BEGIN

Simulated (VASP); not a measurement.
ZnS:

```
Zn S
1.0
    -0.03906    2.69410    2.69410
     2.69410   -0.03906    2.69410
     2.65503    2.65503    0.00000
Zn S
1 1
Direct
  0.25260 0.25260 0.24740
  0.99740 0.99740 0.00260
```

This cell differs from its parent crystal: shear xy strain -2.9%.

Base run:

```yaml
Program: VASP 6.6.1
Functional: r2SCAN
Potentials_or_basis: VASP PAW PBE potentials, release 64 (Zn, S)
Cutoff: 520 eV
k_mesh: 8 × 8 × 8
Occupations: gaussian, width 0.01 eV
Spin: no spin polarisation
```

END

Assignment: Please reproduce the entire listing. Keep it identical.

Exercise result:
Simulated (VASP); not a measurement.
ZnS:

```
Zn S
1.0
    -0.03906    2.69410    2.69410
     2.69410   -0.03906    2.69410
     2.65503    2.65503    0.00000
Zn S
1 1
Direct
  0.25260 0.25260 0.24740
  0.99740 0.99740 0.00260
```

This cell differs from its parent crystal: shear xy strain -2.9%.

Base run:

```yaml
Program: VASP 6.6.1
Functional: r2SCAN
Potentials_or_basis: VASP PAW PBE potentials, release 64 (Zn, S)
Cutoff: 520 eV
k_mesh: 8 × 8 × 8
Occupations: gaussian, width 0.01 eV
Spin: no spin polarisation
```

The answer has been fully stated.